— Dataset —
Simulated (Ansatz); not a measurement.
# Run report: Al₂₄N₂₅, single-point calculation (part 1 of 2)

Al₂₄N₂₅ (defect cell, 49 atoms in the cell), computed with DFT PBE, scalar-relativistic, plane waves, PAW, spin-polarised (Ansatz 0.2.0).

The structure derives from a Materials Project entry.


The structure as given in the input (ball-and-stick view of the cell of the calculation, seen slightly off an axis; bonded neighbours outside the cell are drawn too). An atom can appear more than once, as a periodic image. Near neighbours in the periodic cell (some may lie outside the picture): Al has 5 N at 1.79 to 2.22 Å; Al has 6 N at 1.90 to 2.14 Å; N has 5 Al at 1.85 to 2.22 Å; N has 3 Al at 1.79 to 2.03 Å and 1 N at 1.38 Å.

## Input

— Assignment —
The records shown above are to be retyped exactly, with none omitted.

— Your response —
Simulated (Ansatz); not a measurement.
# Run report: Al₂₄N₂₅, single-point calculation (part 1 of 2)

Al₂₄N₂₅ (defect cell, 49 atoms in the cell), computed with DFT PBE, scalar-relativistic, plane waves, PAW, spin-polarised (Ansatz 0.2.0).

The structure derives from a Materials Project entry.


The structure as given in the input (ball-and-stick view of the cell of the calculation, seen slightly off an axis; bonded neighbours outside the cell are drawn too). An atom can appear more than once, as a periodic image. Near neighbours in the periodic cell (some may lie outside the picture): Al has 5 N at 1.79 to 2.22 Å; Al has 6 N at 1.90 to 2.14 Å; N has 5 Al at 1.85 to 2.22 Å; N has 3 Al at 1.79 to 2.03 Å and 1 N at 1.38 Å.

## Input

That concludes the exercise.